/---

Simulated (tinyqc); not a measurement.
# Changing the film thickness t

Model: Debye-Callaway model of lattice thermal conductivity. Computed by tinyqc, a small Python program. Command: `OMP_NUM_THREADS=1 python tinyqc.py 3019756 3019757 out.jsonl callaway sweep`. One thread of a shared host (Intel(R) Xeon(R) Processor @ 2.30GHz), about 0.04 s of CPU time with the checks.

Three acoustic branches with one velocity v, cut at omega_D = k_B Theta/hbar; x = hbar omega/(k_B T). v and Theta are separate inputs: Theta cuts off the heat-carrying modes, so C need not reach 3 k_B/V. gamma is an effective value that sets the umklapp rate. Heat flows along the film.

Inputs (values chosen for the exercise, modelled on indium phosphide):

\---

== Brief ==
Would you reproduce all the entries exactly?

== Solution ==
Simulated (tinyqc); not a measurement.
# Changing the film thickness t

Model: Debye-Callaway model of lattice thermal conductivity. Computed by tinyqc, a small Python program. Command: `OMP_NUM_THREADS=1 python tinyqc.py 3019756 3019757 out.jsonl callaway sweep`. One thread of a shared host (Intel(R) Xeon(R) Processor @ 2.30GHz), about 0.04 s of CPU time with the checks.

Three acoustic branches with one velocity v, cut at omega_D = k_B Theta/hbar; x = hbar omega/(k_B T). v and Theta are separate inputs: Theta cuts off the heat-carrying modes, so C need not reach 3 k_B/V. gamma is an effective value that sets the umklapp rate. Heat flows along the film.

Inputs (values chosen for the exercise, modelled on indium phosphide):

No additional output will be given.